_Brief_: The answer consists solely of the listing's lines from the first through the line containing "H19, H20 on C8)", each reproduced exactly.

_Data section_:
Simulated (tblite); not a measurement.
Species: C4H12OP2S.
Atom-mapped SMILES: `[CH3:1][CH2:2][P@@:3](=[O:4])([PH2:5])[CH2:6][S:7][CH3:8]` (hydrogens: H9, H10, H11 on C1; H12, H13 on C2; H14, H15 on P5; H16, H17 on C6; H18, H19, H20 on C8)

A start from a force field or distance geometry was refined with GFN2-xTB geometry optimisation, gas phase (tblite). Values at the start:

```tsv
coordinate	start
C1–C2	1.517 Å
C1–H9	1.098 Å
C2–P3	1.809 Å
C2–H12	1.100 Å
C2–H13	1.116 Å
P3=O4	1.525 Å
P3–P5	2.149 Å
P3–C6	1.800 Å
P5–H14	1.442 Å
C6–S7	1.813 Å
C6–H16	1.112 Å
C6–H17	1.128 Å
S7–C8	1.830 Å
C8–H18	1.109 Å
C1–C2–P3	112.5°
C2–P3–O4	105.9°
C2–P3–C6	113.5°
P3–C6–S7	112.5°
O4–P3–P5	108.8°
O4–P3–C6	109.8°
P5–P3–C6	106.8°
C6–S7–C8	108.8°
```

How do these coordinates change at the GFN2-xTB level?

_Answer space_:
Simulated (tblite); not a measurement.
Species: C4H12OP2S.
Atom-mapped SMILES: `[CH3:1][CH2:2][P@@:3](=[O:4])([PH2:5])[CH2:6][S:7][CH3:8]` (hydrogens: H9, H10, H11 on C1; H12, H13 on C2; H14, H15 on P5; H16, H17 on C6; H18, H19, H20 on C8)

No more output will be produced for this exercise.